## [STORED DATA]
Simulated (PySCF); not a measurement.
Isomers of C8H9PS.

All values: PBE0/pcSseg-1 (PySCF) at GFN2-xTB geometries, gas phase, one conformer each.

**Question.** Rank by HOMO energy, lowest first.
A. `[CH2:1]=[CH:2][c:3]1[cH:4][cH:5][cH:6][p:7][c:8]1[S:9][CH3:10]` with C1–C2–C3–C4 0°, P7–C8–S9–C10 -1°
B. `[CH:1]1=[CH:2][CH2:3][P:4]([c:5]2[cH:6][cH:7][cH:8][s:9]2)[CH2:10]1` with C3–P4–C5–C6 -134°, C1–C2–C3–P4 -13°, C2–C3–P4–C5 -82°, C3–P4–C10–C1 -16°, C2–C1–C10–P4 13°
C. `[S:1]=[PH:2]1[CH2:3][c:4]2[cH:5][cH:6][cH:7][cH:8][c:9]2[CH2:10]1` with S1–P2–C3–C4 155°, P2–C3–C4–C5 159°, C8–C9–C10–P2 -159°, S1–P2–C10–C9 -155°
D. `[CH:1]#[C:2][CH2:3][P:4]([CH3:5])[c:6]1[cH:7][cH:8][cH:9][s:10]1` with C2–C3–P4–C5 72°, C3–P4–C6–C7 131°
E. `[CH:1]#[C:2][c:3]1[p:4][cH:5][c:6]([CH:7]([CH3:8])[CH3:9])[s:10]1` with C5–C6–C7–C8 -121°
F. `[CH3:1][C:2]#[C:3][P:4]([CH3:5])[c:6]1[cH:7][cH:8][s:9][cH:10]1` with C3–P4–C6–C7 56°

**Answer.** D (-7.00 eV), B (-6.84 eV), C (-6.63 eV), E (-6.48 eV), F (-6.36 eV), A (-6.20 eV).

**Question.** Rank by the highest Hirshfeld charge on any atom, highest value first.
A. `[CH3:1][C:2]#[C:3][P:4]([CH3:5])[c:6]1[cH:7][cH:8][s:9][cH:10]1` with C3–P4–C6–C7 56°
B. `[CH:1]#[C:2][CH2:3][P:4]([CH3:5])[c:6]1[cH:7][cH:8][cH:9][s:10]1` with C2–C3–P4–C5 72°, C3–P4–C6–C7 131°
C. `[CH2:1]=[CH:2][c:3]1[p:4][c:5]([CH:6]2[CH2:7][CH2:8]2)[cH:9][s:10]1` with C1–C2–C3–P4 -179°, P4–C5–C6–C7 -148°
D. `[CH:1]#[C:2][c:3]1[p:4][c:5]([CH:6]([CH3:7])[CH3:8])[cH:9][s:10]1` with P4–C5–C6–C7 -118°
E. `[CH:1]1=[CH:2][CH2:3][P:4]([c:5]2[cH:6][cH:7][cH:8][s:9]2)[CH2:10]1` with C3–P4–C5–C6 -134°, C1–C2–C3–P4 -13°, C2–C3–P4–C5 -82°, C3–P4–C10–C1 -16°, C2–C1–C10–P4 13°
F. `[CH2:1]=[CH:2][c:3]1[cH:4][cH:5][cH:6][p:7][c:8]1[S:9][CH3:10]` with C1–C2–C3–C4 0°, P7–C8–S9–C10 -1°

## [ASSIGNMENT]
The first line of the data, the line with "energy, lowest first.", and all lines in between are to be copied exactly. Leave out everything else.

## [SOLUTION]
Simulated (PySCF); not a measurement.
Isomers of C8H9PS.

All values: PBE0/pcSseg-1 (PySCF) at GFN2-xTB geometries, gas phase, one conformer each.

**Question.** Rank by HOMO energy, lowest first.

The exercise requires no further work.